__Activity__. In the records below, the line with "## Step 3: Bands for the response" opens the range and the line with "density (GPAW 26.7.0)." closes it; print that range exactly and nothing else.

__Record set__.
______________________________

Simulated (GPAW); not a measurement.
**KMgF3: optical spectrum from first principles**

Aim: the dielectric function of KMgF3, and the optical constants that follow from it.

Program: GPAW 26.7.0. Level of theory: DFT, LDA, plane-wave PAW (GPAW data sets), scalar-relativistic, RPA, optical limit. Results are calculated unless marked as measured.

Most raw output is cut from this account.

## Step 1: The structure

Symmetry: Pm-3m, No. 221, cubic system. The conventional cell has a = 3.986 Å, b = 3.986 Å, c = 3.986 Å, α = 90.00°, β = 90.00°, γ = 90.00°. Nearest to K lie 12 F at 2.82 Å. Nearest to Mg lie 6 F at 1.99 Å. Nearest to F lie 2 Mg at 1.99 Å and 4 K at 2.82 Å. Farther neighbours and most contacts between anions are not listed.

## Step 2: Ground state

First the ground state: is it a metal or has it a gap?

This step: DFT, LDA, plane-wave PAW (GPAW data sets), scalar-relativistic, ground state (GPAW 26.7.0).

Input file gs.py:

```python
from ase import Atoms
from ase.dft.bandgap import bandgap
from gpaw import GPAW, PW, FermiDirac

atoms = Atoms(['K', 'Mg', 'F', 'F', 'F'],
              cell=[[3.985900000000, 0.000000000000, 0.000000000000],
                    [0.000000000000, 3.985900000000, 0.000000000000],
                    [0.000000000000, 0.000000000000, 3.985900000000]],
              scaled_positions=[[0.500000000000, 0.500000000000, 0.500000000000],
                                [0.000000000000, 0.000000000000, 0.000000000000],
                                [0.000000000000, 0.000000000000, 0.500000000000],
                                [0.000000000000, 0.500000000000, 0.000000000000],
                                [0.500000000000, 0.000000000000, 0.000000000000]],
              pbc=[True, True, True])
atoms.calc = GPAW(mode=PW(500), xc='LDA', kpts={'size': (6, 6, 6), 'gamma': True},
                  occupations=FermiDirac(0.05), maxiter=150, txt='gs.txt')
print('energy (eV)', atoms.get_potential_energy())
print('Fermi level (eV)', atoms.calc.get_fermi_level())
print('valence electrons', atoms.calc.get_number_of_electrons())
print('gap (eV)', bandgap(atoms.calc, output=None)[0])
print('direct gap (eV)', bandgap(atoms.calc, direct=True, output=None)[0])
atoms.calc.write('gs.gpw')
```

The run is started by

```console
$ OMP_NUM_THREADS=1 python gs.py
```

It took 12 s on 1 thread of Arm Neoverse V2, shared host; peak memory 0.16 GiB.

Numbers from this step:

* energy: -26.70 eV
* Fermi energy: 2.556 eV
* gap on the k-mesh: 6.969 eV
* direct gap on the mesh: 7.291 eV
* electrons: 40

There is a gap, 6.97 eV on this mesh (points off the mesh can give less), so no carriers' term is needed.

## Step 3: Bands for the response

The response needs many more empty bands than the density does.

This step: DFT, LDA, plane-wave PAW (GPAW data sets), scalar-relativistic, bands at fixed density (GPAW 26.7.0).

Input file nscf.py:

______________________________

__Task solution__.
## Step 3: Bands for the response

The response needs many more empty bands than the density does.

This step: DFT, LDA, plane-wave PAW (GPAW data sets), scalar-relativistic, bands at fixed density (GPAW 26.7.0).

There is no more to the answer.